*****

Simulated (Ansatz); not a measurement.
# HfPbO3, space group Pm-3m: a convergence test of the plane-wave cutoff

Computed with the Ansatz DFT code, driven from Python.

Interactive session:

*****

- [WORK ITEM]:
Type out the entries once more, precisely.

- [WORKED SOLUTION]:
Simulated (Ansatz); not a measurement.
# HfPbO3, space group Pm-3m: a convergence test of the plane-wave cutoff

Computed with the Ansatz DFT code, driven from Python.

Interactive session:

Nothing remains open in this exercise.